# ASSIGNED TASK
Give back exactly the first lines of the entries below, through the line with "Geometry optimised at".

__________

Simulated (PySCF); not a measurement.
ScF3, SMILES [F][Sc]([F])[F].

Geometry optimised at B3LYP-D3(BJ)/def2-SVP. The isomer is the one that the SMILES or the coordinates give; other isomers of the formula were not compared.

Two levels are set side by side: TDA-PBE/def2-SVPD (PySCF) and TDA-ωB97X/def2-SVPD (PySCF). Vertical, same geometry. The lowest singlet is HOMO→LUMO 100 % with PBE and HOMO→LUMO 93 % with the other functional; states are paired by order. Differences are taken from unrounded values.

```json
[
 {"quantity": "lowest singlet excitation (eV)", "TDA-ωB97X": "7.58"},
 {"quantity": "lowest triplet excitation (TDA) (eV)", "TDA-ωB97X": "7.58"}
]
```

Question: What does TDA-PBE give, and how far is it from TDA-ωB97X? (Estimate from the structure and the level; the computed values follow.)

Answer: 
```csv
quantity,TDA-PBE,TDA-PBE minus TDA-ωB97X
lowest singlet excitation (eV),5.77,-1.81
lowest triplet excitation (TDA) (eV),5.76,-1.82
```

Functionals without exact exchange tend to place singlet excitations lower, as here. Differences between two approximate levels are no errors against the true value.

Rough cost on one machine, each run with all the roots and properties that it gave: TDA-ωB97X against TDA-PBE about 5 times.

__________

# TASK OUTPUT
Simulated (PySCF); not a measurement.
ScF3, SMILES [F][Sc]([F])[F].

Geometry optimised at B3LYP-D3(BJ)/def2-SVP. The isomer is the one that the SMILES or the coordinates give; other isomers of the formula were not compared.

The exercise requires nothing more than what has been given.